:: Work item ::
Reproduce only the lines of the material below that start at the line containing "Which atom has the biggest force on it?" and stop at the line containing "Bi1 and Bi2, about 7.2 eV/Å.". Keep both end lines.

===== Data records =====
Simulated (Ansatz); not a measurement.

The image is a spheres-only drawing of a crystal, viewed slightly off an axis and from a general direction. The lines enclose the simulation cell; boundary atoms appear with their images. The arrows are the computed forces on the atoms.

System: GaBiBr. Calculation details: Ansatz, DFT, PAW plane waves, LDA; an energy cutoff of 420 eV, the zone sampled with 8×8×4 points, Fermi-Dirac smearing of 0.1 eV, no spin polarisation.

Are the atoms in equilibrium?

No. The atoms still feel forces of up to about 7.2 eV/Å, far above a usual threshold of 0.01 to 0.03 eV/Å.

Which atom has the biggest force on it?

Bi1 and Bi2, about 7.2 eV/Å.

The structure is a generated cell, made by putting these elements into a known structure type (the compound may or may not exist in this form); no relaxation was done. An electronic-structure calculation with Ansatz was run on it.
=====

:: Task answer ::
Which atom has the biggest force on it?

Bi1 and Bi2, about 7.2 eV/Å.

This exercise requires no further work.